Excerpted data:
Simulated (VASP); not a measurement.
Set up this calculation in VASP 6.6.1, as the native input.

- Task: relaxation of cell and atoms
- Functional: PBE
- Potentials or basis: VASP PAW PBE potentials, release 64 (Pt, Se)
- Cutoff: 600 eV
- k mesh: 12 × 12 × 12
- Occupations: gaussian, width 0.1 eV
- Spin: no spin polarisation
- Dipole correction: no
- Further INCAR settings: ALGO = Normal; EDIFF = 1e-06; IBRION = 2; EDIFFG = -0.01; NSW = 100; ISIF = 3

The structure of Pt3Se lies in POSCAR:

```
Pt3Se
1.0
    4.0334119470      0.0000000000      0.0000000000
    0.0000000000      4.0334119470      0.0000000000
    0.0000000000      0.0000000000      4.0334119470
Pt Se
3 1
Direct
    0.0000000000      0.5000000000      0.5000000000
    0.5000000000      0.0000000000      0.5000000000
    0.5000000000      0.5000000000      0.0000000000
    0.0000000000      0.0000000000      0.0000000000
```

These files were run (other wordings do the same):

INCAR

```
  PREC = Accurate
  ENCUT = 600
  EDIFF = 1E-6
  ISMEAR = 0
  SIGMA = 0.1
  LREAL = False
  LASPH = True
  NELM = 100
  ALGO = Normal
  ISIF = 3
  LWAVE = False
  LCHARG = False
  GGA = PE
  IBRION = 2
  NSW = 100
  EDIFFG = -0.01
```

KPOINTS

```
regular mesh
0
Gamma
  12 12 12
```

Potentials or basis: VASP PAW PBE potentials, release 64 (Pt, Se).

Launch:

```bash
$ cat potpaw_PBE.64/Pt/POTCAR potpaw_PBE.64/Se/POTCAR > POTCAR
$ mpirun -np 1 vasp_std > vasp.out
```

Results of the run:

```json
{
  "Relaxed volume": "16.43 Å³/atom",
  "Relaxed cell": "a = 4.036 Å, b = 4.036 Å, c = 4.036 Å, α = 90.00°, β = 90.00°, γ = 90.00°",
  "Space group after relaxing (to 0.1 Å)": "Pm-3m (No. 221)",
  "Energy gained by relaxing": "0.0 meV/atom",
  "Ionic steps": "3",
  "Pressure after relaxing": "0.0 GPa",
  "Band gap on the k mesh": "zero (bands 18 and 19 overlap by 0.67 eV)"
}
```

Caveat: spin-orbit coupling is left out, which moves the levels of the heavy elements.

Work item: Beginning with the first line of the entries, repeat each line exactly until you have reproduced the one containing "- Dipole correction: no", and add nothing further.

Problem solution:
Simulated (VASP); not a measurement.
Set up this calculation in VASP 6.6.1, as the native input.

- Task: relaxation of cell and atoms
- Functional: PBE
- Potentials or basis: VASP PAW PBE potentials, release 64 (Pt, Se)
- Cutoff: 600 eV
- k mesh: 12 × 12 × 12
- Occupations: gaussian, width 0.1 eV
- Spin: no spin polarisation
- Dipole correction: no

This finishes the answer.